• **RECORDS SHOWN**:
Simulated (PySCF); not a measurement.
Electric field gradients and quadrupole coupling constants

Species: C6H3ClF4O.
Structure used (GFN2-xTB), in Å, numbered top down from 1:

• **EXERCISE**: Please give back all of the records exactly as written.

• **WRITTEN SOLUTION**:
Simulated (PySCF); not a measurement.
Electric field gradients and quadrupole coupling constants

Species: C6H3ClF4O.
Structure used (GFN2-xTB), in Å, numbered top down from 1:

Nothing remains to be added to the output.